· · ·

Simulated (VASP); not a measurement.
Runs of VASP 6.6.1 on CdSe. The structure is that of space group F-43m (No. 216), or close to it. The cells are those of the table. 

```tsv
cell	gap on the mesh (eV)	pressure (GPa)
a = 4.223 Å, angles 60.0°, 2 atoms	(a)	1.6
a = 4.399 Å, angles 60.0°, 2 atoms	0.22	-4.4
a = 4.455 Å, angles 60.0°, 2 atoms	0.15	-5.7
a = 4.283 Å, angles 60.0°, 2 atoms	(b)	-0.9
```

· · ·

- **Work task**
Everything in the data must be repeated exactly; leave no line out.

- **Answer space**
Simulated (VASP); not a measurement.
Runs of VASP 6.6.1 on CdSe. The structure is that of space group F-43m (No. 216), or close to it. The cells are those of the table. 

```tsv
cell	gap on the mesh (eV)	pressure (GPa)
a = 4.223 Å, angles 60.0°, 2 atoms	(a)	1.6
a = 4.399 Å, angles 60.0°, 2 atoms	0.22	-4.4
a = 4.455 Å, angles 60.0°, 2 atoms	0.15	-5.7
a = 4.283 Å, angles 60.0°, 2 atoms	(b)	-0.9
```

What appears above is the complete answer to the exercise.